Activity: Your task is to quote the listing below exactly, beginning with its first line and ending on the line bearing "1.817 Å, HF**".

Dataset:
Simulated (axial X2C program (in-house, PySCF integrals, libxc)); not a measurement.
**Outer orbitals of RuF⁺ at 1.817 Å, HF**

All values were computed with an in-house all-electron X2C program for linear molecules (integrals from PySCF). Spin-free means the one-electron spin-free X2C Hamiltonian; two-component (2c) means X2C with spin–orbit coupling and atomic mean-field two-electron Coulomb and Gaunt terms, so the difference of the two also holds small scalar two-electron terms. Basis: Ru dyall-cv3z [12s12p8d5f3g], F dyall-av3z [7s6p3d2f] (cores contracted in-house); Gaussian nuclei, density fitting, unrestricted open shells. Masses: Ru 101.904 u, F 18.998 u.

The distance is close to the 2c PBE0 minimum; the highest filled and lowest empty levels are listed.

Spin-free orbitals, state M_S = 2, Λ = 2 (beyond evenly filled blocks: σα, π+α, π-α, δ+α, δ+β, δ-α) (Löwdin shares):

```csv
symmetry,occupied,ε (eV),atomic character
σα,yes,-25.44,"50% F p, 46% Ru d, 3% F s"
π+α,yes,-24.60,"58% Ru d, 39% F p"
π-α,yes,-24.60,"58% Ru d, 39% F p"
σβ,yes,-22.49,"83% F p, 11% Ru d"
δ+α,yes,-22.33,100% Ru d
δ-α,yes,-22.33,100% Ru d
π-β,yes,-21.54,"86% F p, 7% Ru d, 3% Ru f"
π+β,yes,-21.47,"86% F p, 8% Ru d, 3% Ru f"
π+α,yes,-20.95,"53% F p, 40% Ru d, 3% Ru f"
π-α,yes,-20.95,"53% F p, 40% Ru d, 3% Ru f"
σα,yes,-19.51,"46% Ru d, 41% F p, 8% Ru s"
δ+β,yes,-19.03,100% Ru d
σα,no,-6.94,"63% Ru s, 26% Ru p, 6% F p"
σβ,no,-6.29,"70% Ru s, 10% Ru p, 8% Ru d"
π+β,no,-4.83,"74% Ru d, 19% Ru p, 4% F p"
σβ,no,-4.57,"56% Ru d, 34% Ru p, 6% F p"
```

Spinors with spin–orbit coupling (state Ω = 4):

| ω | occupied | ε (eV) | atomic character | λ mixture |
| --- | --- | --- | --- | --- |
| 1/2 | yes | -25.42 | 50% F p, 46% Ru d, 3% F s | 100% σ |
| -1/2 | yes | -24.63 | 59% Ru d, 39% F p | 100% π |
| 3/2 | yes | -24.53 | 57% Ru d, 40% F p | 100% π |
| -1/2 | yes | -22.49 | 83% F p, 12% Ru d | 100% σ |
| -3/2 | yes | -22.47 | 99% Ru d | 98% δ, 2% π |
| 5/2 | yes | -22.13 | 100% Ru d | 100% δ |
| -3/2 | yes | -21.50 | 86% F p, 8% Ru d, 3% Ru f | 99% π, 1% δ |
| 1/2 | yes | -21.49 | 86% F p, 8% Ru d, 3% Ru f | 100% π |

Task response:
Simulated (axial X2C program (in-house, PySCF integrals, libxc)); not a measurement.
**Outer orbitals of RuF⁺ at 1.817 Å, HF**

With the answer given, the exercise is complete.